Produce as output only the lines below starting at the line with "Crystal: SrLi2SnS4." and continuing through the line with "Over 12 steps", each one exactly as written.

=== Section Start ===

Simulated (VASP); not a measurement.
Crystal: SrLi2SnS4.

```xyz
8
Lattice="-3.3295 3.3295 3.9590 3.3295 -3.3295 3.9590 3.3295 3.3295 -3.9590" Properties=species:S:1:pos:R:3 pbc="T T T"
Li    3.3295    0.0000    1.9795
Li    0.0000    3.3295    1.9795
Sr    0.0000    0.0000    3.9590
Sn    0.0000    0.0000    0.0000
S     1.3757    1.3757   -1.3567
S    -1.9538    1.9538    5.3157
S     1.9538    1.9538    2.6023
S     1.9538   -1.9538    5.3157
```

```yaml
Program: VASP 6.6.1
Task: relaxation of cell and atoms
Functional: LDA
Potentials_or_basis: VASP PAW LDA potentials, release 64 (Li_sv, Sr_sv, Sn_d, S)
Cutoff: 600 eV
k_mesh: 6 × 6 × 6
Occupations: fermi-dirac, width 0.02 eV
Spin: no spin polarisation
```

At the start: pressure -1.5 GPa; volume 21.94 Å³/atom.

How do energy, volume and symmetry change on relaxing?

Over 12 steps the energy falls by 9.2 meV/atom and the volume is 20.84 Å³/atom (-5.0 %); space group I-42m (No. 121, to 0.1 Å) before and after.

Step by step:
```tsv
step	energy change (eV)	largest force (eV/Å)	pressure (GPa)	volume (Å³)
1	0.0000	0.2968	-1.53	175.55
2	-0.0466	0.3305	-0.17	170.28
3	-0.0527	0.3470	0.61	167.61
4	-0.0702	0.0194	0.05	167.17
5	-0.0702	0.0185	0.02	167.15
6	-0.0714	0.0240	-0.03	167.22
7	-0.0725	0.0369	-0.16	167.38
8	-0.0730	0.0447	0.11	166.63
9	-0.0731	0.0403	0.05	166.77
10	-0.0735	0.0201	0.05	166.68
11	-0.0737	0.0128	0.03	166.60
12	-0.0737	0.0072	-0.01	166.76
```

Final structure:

=== Section End ===

* Written answer:
Crystal: SrLi2SnS4.

```xyz
8
Lattice="-3.3295 3.3295 3.9590 3.3295 -3.3295 3.9590 3.3295 3.3295 -3.9590" Properties=species:S:1:pos:R:3 pbc="T T T"
Li    3.3295    0.0000    1.9795
Li    0.0000    3.3295    1.9795
Sr    0.0000    0.0000    3.9590
Sn    0.0000    0.0000    0.0000
S     1.3757    1.3757   -1.3567
S    -1.9538    1.9538    5.3157
S     1.9538    1.9538    2.6023
S     1.9538   -1.9538    5.3157
```

```yaml
Program: VASP 6.6.1
Task: relaxation of cell and atoms
Functional: LDA
Potentials_or_basis: VASP PAW LDA potentials, release 64 (Li_sv, Sr_sv, Sn_d, S)
Cutoff: 600 eV
k_mesh: 6 × 6 × 6
Occupations: fermi-dirac, width 0.02 eV
Spin: no spin polarisation
```

At the start: pressure -1.5 GPa; volume 21.94 Å³/atom.

How do energy, volume and symmetry change on relaxing?

Over 12 steps the energy falls by 9.2 meV/atom and the volume is 20.84 Å³/atom (-5.0 %); space group I-42m (No. 121, to 0.1 Å) before and after.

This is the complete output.